##########
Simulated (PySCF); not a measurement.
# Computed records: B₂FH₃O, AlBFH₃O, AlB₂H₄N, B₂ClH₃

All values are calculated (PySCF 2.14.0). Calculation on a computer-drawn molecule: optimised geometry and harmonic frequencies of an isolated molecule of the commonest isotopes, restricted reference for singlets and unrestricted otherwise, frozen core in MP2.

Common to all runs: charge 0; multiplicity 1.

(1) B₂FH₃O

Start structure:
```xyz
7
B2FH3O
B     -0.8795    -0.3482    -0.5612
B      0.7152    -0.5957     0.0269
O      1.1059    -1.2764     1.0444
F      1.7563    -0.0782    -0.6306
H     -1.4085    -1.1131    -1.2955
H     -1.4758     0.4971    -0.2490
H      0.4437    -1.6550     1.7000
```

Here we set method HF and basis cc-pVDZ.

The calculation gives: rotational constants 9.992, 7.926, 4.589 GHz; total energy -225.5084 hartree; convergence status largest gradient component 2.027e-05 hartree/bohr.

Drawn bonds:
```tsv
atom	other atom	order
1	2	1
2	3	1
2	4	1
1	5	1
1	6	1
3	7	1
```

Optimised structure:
##########

TASK ITEM
Above this instruction are the records; retype exactly the lines from the one containing "# Computed records: B₂FH₃O, AlBFH₃O, AlB₂H₄N, B₂ClH₃" up to and including the one containing "All values are".

TASK RESPONSE
# Computed records: B₂FH₃O, AlBFH₃O, AlB₂H₄N, B₂ClH₃

All values are calculated (PySCF 2.14.0). Calculation on a computer-drawn molecule: optimised geometry and harmonic frequencies of an isolated molecule of the commonest isotopes, restricted reference for singlets and unrestricted otherwise, frozen core in MP2.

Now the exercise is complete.